Required action: Repeat the entries exactly, keeping every line as it is.

Data shown:
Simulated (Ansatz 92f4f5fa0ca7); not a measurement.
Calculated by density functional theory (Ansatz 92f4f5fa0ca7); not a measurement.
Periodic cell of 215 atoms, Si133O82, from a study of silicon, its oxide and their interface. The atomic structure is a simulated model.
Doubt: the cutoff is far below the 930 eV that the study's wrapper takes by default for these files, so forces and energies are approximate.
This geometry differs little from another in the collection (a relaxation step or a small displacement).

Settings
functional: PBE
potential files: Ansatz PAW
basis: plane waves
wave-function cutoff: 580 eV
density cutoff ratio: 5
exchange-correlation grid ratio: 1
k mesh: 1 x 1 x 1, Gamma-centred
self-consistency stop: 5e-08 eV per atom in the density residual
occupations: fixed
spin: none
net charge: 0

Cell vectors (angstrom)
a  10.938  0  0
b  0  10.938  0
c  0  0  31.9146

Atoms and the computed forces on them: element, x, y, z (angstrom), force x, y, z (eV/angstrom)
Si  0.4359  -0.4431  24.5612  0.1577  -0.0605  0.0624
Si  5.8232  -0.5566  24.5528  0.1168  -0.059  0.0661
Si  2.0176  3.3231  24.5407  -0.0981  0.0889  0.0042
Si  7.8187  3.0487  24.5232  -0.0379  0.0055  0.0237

Your response:
Simulated (Ansatz 92f4f5fa0ca7); not a measurement.
Calculated by density functional theory (Ansatz 92f4f5fa0ca7); not a measurement.
Periodic cell of 215 atoms, Si133O82, from a study of silicon, its oxide and their interface. The atomic structure is a simulated model.
Doubt: the cutoff is far below the 930 eV that the study's wrapper takes by default for these files, so forces and energies are approximate.
This geometry differs little from another in the collection (a relaxation step or a small displacement).

Settings
functional: PBE
potential files: Ansatz PAW
basis: plane waves
wave-function cutoff: 580 eV
density cutoff ratio: 5
exchange-correlation grid ratio: 1
k mesh: 1 x 1 x 1, Gamma-centred
self-consistency stop: 5e-08 eV per atom in the density residual
occupations: fixed
spin: none
net charge: 0

Cell vectors (angstrom)
a  10.938  0  0
b  0  10.938  0
c  0  0  31.9146

Atoms and the computed forces on them: element, x, y, z (angstrom), force x, y, z (eV/angstrom)
Si  0.4359  -0.4431  24.5612  0.1577  -0.0605  0.0624
Si  5.8232  -0.5566  24.5528  0.1168  -0.059  0.0661
Si  2.0176  3.3231  24.5407  -0.0981  0.0889  0.0042
Si  7.8187  3.0487  24.5232  -0.0379  0.0055  0.0237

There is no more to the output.